Below are the entries; give again exactly the lines from the one mentioning "8.94 | 22.70 |" through the one mentioning "3.98 | 10.70 |", inclusive.

◆ **Data for analysis**:
━━━━━━━━━━━━━━━━━━━━

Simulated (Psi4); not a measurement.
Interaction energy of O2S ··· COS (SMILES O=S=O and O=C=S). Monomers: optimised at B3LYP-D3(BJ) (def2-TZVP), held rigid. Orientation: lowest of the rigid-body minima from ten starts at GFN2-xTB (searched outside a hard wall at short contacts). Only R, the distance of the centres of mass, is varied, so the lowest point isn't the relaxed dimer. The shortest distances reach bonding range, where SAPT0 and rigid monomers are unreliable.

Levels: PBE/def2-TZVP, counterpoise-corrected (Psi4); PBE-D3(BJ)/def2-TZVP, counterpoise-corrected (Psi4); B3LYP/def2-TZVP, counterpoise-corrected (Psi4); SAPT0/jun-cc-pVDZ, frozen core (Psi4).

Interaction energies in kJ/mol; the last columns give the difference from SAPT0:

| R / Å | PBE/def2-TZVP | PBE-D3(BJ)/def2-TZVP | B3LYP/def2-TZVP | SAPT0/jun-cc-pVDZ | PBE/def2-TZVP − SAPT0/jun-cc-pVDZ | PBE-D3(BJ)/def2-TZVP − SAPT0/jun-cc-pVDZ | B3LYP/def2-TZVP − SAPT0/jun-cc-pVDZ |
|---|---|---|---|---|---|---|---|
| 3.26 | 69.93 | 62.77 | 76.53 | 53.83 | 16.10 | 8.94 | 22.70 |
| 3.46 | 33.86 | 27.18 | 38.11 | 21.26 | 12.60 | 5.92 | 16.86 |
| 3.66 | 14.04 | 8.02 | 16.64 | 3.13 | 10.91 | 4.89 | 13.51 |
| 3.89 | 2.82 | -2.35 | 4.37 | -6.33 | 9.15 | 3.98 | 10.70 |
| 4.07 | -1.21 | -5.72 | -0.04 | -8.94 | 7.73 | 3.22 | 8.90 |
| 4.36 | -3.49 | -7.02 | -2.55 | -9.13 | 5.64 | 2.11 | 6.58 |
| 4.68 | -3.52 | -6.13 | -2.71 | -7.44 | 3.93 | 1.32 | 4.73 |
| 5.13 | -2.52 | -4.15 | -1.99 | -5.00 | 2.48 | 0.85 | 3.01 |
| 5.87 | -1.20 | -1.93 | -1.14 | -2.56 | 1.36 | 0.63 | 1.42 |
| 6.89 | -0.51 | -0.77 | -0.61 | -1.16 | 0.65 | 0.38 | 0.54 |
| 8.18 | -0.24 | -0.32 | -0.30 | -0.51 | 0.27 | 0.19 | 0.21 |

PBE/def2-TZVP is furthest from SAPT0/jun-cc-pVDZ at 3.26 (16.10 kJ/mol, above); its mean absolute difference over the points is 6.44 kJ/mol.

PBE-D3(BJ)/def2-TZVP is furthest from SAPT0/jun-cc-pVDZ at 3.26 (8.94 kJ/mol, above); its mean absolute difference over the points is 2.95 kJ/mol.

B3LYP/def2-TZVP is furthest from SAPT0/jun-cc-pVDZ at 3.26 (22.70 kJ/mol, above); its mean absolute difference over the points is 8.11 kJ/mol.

━━━━━━━━━━━━━━━━━━━━

◆ **Exercise answer**:
| 3.26 | 69.93 | 62.77 | 76.53 | 53.83 | 16.10 | 8.94 | 22.70 |
| 3.46 | 33.86 | 27.18 | 38.11 | 21.26 | 12.60 | 5.92 | 16.86 |
| 3.66 | 14.04 | 8.02 | 16.64 | 3.13 | 10.91 | 4.89 | 13.51 |
| 3.89 | 2.82 | -2.35 | 4.37 | -6.33 | 9.15 | 3.98 | 10.70 |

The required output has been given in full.